=== Section Start ===

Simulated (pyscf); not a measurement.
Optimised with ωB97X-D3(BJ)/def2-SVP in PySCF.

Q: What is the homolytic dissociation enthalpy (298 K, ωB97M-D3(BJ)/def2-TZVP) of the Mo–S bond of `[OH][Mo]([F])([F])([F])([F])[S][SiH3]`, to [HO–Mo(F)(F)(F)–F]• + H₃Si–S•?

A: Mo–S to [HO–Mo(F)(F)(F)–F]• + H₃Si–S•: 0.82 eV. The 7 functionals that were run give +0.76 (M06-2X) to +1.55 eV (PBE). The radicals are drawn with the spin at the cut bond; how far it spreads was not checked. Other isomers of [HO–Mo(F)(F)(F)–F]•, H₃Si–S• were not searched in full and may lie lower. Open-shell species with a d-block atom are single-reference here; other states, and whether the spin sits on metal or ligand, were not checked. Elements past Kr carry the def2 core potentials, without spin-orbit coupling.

=== Section End ===

• [Activity]: Copy exactly the lines that run from the first line of the data to the line containing "Q: What is the", please, with both ends included and nothing else.

• [Written solution]:
Simulated (pyscf); not a measurement.
Optimised with ωB97X-D3(BJ)/def2-SVP in PySCF.

Q: What is the homolytic dissociation enthalpy (298 K, ωB97M-D3(BJ)/def2-TZVP) of the Mo–S bond of `[OH][Mo]([F])([F])([F])([F])[S][SiH3]`, to [HO–Mo(F)(F)(F)–F]• + H₃Si–S•?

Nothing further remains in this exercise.